**Work order**:
Quote the listing below word for word, stopping after the line that contains "Pressure: 0.5 GPa".

Material shown Start Marker

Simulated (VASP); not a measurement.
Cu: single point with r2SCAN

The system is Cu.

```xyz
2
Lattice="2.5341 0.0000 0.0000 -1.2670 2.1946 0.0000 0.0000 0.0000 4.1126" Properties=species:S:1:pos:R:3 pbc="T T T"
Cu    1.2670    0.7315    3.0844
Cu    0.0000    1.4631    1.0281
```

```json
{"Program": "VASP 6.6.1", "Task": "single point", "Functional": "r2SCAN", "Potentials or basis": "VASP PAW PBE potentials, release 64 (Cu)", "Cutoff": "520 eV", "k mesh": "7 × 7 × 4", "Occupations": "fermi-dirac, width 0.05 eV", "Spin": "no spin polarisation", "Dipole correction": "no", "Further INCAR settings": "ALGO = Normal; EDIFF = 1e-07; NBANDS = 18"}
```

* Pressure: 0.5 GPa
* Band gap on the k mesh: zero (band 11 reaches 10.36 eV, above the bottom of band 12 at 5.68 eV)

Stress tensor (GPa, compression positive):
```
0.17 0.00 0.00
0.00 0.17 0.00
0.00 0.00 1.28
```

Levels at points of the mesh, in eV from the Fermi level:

Material shown End Marker

**Answer section**:
Simulated (VASP); not a measurement.
Cu: single point with r2SCAN

The system is Cu.

```xyz
2
Lattice="2.5341 0.0000 0.0000 -1.2670 2.1946 0.0000 0.0000 0.0000 4.1126" Properties=species:S:1:pos:R:3 pbc="T T T"
Cu    1.2670    0.7315    3.0844
Cu    0.0000    1.4631    1.0281
```

```json
{"Program": "VASP 6.6.1", "Task": "single point", "Functional": "r2SCAN", "Potentials or basis": "VASP PAW PBE potentials, release 64 (Cu)", "Cutoff": "520 eV", "k mesh": "7 × 7 × 4", "Occupations": "fermi-dirac, width 0.05 eV", "Spin": "no spin polarisation", "Dipole correction": "no", "Further INCAR settings": "ALGO = Normal; EDIFF = 1e-07; NBANDS = 18"}
```

* Pressure: 0.5 GPa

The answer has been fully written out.